▶ [Work order]: Extract all data as written.

+++ Material shown +++

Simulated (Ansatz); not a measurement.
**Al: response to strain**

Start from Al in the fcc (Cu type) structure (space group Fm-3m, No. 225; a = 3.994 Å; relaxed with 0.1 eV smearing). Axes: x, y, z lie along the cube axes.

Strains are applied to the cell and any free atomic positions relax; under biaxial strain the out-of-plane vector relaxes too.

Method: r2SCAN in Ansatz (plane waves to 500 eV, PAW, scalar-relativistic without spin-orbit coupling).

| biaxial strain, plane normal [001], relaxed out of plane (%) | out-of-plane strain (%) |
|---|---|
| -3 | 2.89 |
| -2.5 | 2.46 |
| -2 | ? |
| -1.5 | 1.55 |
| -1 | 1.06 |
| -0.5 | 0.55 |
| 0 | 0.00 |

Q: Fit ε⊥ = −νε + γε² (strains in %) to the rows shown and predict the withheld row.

+++

▶ [Task result]:
Simulated (Ansatz); not a measurement.
**Al: response to strain**

Start from Al in the fcc (Cu type) structure (space group Fm-3m, No. 225; a = 3.994 Å; relaxed with 0.1 eV smearing). Axes: x, y, z lie along the cube axes.

Strains are applied to the cell and any free atomic positions relax; under biaxial strain the out-of-plane vector relaxes too.

Method: r2SCAN in Ansatz (plane waves to 500 eV, PAW, scalar-relativistic without spin-orbit coupling).

| biaxial strain, plane normal [001], relaxed out of plane (%) | out-of-plane strain (%) |
|---|---|
| -3 | 2.89 |
| -2.5 | 2.46 |
| -2 | ? |
| -1.5 | 1.55 |
| -1 | 1.06 |
| -0.5 | 0.55 |
| 0 | 0.00 |

Q: Fit ε⊥ = −νε + γε² (strains in %) to the rows shown and predict the withheld row.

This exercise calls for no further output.